Work instruction:
Your answer is the listing, printed exactly as given.

◇ ◇ ◇

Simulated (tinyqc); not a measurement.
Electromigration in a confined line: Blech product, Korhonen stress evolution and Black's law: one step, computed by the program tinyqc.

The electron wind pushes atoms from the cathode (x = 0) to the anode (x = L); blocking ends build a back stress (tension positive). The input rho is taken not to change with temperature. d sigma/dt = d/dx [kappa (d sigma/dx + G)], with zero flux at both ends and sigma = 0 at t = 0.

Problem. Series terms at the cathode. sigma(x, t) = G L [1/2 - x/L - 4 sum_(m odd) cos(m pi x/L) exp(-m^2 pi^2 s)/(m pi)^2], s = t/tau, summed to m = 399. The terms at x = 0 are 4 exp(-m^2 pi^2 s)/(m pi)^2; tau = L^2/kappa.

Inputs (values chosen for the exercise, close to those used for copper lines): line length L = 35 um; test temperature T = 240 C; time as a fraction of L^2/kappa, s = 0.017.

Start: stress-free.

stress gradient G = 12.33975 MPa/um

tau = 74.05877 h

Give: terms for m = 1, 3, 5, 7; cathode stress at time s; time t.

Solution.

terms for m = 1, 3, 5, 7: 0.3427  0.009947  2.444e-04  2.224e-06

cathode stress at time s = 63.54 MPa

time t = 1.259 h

◇ ◇ ◇

Problem solution:
Simulated (tinyqc); not a measurement.
Electromigration in a confined line: Blech product, Korhonen stress evolution and Black's law: one step, computed by the program tinyqc.

The electron wind pushes atoms from the cathode (x = 0) to the anode (x = L); blocking ends build a back stress (tension positive). The input rho is taken not to change with temperature. d sigma/dt = d/dx [kappa (d sigma/dx + G)], with zero flux at both ends and sigma = 0 at t = 0.

Problem. Series terms at the cathode. sigma(x, t) = G L [1/2 - x/L - 4 sum_(m odd) cos(m pi x/L) exp(-m^2 pi^2 s)/(m pi)^2], s = t/tau, summed to m = 399. The terms at x = 0 are 4 exp(-m^2 pi^2 s)/(m pi)^2; tau = L^2/kappa.

Inputs (values chosen for the exercise, close to those used for copper lines): line length L = 35 um; test temperature T = 240 C; time as a fraction of L^2/kappa, s = 0.017.

Start: stress-free.

stress gradient G = 12.33975 MPa/um

tau = 74.05877 h

Give: terms for m = 1, 3, 5, 7; cathode stress at time s; time t.

Solution.

terms for m = 1, 3, 5, 7: 0.3427  0.009947  2.444e-04  2.224e-06

cathode stress at time s = 63.54 MPa

time t = 1.259 h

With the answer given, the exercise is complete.